::::::::::

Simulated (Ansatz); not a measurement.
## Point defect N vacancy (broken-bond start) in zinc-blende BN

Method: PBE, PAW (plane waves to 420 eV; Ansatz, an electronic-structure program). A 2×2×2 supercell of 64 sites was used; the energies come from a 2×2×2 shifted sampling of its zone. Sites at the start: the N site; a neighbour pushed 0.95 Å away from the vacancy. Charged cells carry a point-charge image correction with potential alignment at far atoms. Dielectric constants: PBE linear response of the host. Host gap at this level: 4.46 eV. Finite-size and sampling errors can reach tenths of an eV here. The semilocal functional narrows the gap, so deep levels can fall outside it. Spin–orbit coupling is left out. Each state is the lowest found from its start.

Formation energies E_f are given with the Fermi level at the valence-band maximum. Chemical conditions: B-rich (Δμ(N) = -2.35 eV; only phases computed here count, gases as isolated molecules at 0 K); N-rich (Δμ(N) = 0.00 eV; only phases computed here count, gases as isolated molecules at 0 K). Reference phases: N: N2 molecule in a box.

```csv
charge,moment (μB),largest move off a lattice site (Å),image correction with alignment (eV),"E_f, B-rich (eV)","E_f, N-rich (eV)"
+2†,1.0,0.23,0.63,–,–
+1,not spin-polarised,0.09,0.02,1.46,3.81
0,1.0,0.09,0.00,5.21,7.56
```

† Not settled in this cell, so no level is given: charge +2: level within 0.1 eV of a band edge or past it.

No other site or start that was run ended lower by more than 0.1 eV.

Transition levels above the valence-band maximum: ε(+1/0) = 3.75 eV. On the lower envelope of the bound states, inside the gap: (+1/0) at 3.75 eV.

::::::::::

Exercise: Your job is to retype all of the material exactly.

Task solution:
Simulated (Ansatz); not a measurement.
## Point defect N vacancy (broken-bond start) in zinc-blende BN

Method: PBE, PAW (plane waves to 420 eV; Ansatz, an electronic-structure program). A 2×2×2 supercell of 64 sites was used; the energies come from a 2×2×2 shifted sampling of its zone. Sites at the start: the N site; a neighbour pushed 0.95 Å away from the vacancy. Charged cells carry a point-charge image correction with potential alignment at far atoms. Dielectric constants: PBE linear response of the host. Host gap at this level: 4.46 eV. Finite-size and sampling errors can reach tenths of an eV here. The semilocal functional narrows the gap, so deep levels can fall outside it. Spin–orbit coupling is left out. Each state is the lowest found from its start.

Formation energies E_f are given with the Fermi level at the valence-band maximum. Chemical conditions: B-rich (Δμ(N) = -2.35 eV; only phases computed here count, gases as isolated molecules at 0 K); N-rich (Δμ(N) = 0.00 eV; only phases computed here count, gases as isolated molecules at 0 K). Reference phases: N: N2 molecule in a box.

```csv
charge,moment (μB),largest move off a lattice site (Å),image correction with alignment (eV),"E_f, B-rich (eV)","E_f, N-rich (eV)"
+2†,1.0,0.23,0.63,–,–
+1,not spin-polarised,0.09,0.02,1.46,3.81
0,1.0,0.09,0.00,5.21,7.56
```

† Not settled in this cell, so no level is given: charge +2: level within 0.1 eV of a band edge or past it.

No other site or start that was run ended lower by more than 0.1 eV.

Transition levels above the valence-band maximum: ε(+1/0) = 3.75 eV. On the lower envelope of the bound states, inside the gap: (+1/0) at 3.75 eV.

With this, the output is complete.